## Assigned task
What you return should match every entry, character for character.

** Records provided follows **

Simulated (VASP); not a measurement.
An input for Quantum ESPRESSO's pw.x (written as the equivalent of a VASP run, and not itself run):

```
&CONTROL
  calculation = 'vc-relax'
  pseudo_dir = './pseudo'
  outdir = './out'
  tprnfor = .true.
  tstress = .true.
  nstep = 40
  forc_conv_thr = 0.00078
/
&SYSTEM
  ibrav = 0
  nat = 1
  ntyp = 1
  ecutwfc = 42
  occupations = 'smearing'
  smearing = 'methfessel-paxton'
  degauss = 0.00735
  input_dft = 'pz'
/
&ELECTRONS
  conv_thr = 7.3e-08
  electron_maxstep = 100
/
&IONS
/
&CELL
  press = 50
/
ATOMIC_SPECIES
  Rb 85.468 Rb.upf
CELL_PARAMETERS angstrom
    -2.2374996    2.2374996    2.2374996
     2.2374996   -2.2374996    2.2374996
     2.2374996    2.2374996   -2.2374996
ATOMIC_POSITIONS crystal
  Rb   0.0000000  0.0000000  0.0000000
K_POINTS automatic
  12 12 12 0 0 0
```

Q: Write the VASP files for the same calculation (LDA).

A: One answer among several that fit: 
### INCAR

** End of Records provided **

## Solution
Simulated (VASP); not a measurement.
An input for Quantum ESPRESSO's pw.x (written as the equivalent of a VASP run, and not itself run):

```
&CONTROL
  calculation = 'vc-relax'
  pseudo_dir = './pseudo'
  outdir = './out'
  tprnfor = .true.
  tstress = .true.
  nstep = 40
  forc_conv_thr = 0.00078
/
&SYSTEM
  ibrav = 0
  nat = 1
  ntyp = 1
  ecutwfc = 42
  occupations = 'smearing'
  smearing = 'methfessel-paxton'
  degauss = 0.00735
  input_dft = 'pz'
/
&ELECTRONS
  conv_thr = 7.3e-08
  electron_maxstep = 100
/
&IONS
/
&CELL
  press = 50
/
ATOMIC_SPECIES
  Rb 85.468 Rb.upf
CELL_PARAMETERS angstrom
    -2.2374996    2.2374996    2.2374996
     2.2374996   -2.2374996    2.2374996
     2.2374996    2.2374996   -2.2374996
ATOMIC_POSITIONS crystal
  Rb   0.0000000  0.0000000  0.0000000
K_POINTS automatic
  12 12 12 0 0 0
```

Q: Write the VASP files for the same calculation (LDA).

A: One answer among several that fit: 
### INCAR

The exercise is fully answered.